Using the entries that follow, write out the line containing "Functional | PBE |", the line containing "Q: The run is", and every line between them, exactly and nothing else.

▶ **Record excerpts**
################

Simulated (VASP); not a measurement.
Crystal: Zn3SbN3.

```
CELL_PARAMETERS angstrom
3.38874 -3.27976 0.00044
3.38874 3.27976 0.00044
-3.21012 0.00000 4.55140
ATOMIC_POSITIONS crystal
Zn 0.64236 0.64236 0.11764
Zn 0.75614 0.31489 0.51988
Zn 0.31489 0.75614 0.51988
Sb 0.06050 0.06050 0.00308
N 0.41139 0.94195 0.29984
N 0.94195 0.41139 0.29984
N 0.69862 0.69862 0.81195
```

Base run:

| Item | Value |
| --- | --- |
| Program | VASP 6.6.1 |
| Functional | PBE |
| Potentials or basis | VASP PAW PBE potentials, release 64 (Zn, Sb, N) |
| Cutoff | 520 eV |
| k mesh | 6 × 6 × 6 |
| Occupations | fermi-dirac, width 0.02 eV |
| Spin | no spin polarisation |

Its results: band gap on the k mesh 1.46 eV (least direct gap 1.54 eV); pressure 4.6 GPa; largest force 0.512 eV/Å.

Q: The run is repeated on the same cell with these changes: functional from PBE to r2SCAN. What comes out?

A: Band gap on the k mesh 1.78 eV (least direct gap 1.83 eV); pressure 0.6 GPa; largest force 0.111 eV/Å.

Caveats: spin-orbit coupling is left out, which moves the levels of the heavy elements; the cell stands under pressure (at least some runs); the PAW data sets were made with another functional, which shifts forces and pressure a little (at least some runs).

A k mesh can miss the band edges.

################

▶ **Result**
| Functional | PBE |
| Potentials or basis | VASP PAW PBE potentials, release 64 (Zn, Sb, N) |
| Cutoff | 520 eV |
| k mesh | 6 × 6 × 6 |
| Occupations | fermi-dirac, width 0.02 eV |
| Spin | no spin polarisation |

Its results: band gap on the k mesh 1.46 eV (least direct gap 1.54 eV); pressure 4.6 GPa; largest force 0.512 eV/Å.

Q: The run is repeated on the same cell with these changes: functional from PBE to r2SCAN. What comes out?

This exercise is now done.